ACTIVITY —
In the entries below, the lines from the one with "Measured, for comparison: bulk" through the one with "Spin–orbit coupling is not included." are to be copied exactly; both ends count.

★ ★ ★ ★ ★
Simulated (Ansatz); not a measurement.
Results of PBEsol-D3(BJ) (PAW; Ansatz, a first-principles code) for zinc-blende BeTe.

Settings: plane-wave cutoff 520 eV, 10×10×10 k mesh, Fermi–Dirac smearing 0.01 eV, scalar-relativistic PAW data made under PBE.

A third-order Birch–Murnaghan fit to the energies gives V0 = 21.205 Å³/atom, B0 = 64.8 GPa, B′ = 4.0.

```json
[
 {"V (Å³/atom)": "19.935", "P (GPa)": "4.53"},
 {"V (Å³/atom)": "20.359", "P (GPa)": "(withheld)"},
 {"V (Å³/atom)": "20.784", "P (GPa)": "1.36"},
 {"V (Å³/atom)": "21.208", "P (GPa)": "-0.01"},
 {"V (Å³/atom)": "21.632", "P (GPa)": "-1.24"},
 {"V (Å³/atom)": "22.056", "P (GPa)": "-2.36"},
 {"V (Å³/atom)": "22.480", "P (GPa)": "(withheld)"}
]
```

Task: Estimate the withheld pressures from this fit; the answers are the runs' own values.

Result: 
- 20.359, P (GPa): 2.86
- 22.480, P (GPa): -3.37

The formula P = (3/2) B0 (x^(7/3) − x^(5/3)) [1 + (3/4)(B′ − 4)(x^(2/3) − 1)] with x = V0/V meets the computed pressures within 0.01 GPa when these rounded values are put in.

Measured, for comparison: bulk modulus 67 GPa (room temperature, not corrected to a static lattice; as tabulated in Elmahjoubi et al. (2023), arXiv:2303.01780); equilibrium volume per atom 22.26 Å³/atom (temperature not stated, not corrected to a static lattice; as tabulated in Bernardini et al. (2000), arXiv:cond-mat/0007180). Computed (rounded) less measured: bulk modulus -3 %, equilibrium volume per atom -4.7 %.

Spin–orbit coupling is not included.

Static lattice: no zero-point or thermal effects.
★ ★ ★ ★ ★

EXERCISE RESPONSE —
Measured, for comparison: bulk modulus 67 GPa (room temperature, not corrected to a static lattice; as tabulated in Elmahjoubi et al. (2023), arXiv:2303.01780); equilibrium volume per atom 22.26 Å³/atom (temperature not stated, not corrected to a static lattice; as tabulated in Bernardini et al. (2000), arXiv:cond-mat/0007180). Computed (rounded) less measured: bulk modulus -3 %, equilibrium volume per atom -4.7 %.

Spin–orbit coupling is not included.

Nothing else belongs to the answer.